**Available data**
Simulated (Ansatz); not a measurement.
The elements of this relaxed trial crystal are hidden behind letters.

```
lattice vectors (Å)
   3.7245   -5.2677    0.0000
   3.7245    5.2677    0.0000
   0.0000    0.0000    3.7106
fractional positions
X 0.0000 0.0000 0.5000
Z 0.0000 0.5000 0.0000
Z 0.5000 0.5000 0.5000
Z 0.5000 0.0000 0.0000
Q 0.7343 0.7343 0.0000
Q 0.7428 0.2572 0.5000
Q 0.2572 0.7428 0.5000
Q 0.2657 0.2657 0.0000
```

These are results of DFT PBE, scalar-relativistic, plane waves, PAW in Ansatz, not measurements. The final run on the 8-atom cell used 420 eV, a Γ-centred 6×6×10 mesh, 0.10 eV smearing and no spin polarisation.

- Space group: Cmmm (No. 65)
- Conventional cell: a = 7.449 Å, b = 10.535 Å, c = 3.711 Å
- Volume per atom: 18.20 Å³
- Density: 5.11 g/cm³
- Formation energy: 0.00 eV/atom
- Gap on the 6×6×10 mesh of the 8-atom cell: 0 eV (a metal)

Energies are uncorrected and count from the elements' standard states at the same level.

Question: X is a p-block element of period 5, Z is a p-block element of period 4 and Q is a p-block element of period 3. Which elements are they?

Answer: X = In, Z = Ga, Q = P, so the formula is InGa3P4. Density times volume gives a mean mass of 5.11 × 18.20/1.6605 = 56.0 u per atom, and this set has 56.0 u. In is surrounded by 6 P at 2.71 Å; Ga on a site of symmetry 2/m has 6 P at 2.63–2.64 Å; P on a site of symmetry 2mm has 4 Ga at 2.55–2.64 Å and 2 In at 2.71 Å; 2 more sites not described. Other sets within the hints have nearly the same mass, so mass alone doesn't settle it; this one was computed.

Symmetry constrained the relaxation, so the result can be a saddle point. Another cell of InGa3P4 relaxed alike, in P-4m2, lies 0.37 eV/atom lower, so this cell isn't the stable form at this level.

**Brief**
Exact reproduction is required: output the lines from the start of the entries above through the line with "Question: X is".

**Written response**
Simulated (Ansatz); not a measurement.
The elements of this relaxed trial crystal are hidden behind letters.

```
lattice vectors (Å)
   3.7245   -5.2677    0.0000
   3.7245    5.2677    0.0000
   0.0000    0.0000    3.7106
fractional positions
X 0.0000 0.0000 0.5000
Z 0.0000 0.5000 0.0000
Z 0.5000 0.5000 0.5000
Z 0.5000 0.0000 0.0000
Q 0.7343 0.7343 0.0000
Q 0.7428 0.2572 0.5000
Q 0.2572 0.7428 0.5000
Q 0.2657 0.2657 0.0000
```

These are results of DFT PBE, scalar-relativistic, plane waves, PAW in Ansatz, not measurements. The final run on the 8-atom cell used 420 eV, a Γ-centred 6×6×10 mesh, 0.10 eV smearing and no spin polarisation.

- Space group: Cmmm (No. 65)
- Conventional cell: a = 7.449 Å, b = 10.535 Å, c = 3.711 Å
- Volume per atom: 18.20 Å³
- Density: 5.11 g/cm³
- Formation energy: 0.00 eV/atom
- Gap on the 6×6×10 mesh of the 8-atom cell: 0 eV (a metal)

Energies are uncorrected and count from the elements' standard states at the same level.

Question: X is a p-block element of period 5, Z is a p-block element of period 4 and Q is a p-block element of period 3. Which elements are they?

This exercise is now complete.